→ WORK INSTRUCTION: In the entries that follow, find the line containing "0.499 | 0.494 |", then output exactly every line from the first through that one.

→ RECORDS SUPPLIED:
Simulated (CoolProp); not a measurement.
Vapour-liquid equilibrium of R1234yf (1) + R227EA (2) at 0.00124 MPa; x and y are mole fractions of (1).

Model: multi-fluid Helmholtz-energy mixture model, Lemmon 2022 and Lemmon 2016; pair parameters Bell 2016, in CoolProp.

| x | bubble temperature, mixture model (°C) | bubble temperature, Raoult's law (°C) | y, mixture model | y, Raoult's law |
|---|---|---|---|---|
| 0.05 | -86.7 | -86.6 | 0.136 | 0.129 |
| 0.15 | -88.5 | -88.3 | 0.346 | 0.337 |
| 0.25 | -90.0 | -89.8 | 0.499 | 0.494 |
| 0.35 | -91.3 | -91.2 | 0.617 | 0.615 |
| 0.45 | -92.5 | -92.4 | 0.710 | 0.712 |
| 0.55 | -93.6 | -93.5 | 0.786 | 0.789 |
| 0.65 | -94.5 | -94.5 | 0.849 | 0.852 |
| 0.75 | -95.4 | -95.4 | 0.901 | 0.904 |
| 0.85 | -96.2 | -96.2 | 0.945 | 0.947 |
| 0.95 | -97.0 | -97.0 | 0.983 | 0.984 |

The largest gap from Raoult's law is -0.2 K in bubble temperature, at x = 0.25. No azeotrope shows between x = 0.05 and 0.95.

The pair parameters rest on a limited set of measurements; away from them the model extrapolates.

→ EXERCISE RESPONSE:
Simulated (CoolProp); not a measurement.
Vapour-liquid equilibrium of R1234yf (1) + R227EA (2) at 0.00124 MPa; x and y are mole fractions of (1).

Model: multi-fluid Helmholtz-energy mixture model, Lemmon 2022 and Lemmon 2016; pair parameters Bell 2016, in CoolProp.

| x | bubble temperature, mixture model (°C) | bubble temperature, Raoult's law (°C) | y, mixture model | y, Raoult's law |
|---|---|---|---|---|
| 0.05 | -86.7 | -86.6 | 0.136 | 0.129 |
| 0.15 | -88.5 | -88.3 | 0.346 | 0.337 |
| 0.25 | -90.0 | -89.8 | 0.499 | 0.494 |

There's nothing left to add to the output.